::: Dataset
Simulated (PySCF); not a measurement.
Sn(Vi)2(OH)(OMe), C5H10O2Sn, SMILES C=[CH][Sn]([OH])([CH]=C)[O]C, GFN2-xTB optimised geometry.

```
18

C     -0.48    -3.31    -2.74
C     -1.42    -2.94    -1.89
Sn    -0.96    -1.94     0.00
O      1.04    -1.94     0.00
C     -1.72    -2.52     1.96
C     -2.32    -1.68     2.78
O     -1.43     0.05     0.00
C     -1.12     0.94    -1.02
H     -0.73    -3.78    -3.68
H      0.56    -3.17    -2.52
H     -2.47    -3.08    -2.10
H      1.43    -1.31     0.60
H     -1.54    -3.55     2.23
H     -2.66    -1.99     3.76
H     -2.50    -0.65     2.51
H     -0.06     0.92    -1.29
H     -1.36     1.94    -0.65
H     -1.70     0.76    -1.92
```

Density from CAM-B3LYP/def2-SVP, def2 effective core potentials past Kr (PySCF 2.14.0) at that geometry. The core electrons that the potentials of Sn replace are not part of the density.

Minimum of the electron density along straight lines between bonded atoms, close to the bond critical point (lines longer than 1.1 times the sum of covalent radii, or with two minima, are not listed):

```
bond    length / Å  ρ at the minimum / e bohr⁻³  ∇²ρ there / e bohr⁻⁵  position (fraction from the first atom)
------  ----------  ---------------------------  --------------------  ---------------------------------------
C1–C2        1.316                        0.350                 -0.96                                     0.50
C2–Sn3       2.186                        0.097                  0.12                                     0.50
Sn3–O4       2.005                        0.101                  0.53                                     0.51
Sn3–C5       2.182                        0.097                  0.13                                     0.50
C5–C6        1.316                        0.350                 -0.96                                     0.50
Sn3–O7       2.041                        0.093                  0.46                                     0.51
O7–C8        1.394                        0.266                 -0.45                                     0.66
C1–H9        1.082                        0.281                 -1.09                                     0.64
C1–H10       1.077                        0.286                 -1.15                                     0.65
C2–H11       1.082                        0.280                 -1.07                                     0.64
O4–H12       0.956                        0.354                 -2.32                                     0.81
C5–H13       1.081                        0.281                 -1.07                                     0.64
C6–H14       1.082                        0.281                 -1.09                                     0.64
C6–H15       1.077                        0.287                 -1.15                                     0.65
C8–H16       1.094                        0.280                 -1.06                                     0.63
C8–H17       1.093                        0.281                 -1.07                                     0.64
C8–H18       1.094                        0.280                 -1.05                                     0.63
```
::::::

Reproduce the entries exactly, but only from their first line to the line holding "Density from CAM-B3LYP/def2-SVP, def2", with that last line kept.

Simulated (PySCF); not a measurement.
Sn(Vi)2(OH)(OMe), C5H10O2Sn, SMILES C=[CH][Sn]([OH])([CH]=C)[O]C, GFN2-xTB optimised geometry.

```
18

C     -0.48    -3.31    -2.74
C     -1.42    -2.94    -1.89
Sn    -0.96    -1.94     0.00
O      1.04    -1.94     0.00
C     -1.72    -2.52     1.96
C     -2.32    -1.68     2.78
O     -1.43     0.05     0.00
C     -1.12     0.94    -1.02
H     -0.73    -3.78    -3.68
H      0.56    -3.17    -2.52
H     -2.47    -3.08    -2.10
H      1.43    -1.31     0.60
H     -1.54    -3.55     2.23
H     -2.66    -1.99     3.76
H     -2.50    -0.65     2.51
H     -0.06     0.92    -1.29
H     -1.36     1.94    -0.65
H     -1.70     0.76    -1.92
```

Density from CAM-B3LYP/def2-SVP, def2 effective core potentials past Kr (PySCF 2.14.0) at that geometry. The core electrons that the potentials of Sn replace are not part of the density.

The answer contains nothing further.